..........

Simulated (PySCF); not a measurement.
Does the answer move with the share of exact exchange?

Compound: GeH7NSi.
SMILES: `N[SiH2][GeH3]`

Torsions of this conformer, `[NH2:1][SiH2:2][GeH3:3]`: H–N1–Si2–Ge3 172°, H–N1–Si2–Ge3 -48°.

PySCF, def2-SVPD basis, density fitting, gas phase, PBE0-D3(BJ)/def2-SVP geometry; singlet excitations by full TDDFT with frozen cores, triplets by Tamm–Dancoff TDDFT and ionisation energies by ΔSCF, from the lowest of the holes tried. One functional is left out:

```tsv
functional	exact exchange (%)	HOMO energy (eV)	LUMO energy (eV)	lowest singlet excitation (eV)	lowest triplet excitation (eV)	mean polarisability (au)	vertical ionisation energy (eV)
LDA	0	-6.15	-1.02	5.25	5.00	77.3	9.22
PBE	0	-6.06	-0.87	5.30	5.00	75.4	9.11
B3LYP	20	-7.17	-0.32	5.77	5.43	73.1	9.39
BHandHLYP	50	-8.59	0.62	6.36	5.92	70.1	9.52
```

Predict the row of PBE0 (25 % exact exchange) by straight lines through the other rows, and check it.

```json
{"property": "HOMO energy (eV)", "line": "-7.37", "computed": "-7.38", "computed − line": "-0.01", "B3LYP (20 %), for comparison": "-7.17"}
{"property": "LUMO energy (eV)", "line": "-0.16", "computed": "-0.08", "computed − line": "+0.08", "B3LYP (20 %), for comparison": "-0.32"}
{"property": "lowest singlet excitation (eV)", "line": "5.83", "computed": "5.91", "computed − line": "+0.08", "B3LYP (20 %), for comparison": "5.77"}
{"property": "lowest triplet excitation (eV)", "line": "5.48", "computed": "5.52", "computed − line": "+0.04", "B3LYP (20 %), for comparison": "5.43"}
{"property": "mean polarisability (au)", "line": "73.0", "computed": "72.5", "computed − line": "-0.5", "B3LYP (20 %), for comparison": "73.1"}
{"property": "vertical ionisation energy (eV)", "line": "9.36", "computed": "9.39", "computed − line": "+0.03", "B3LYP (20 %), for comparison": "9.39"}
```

..........

# Brief:
Write out exactly the lines between the start of the entries and the line containing "Torsions of this", including that line and the first one.

# Written reply:
Simulated (PySCF); not a measurement.
Does the answer move with the share of exact exchange?

Compound: GeH7NSi.
SMILES: `N[SiH2][GeH3]`

Torsions of this conformer, `[NH2:1][SiH2:2][GeH3:3]`: H–N1–Si2–Ge3 172°, H–N1–Si2–Ge3 -48°.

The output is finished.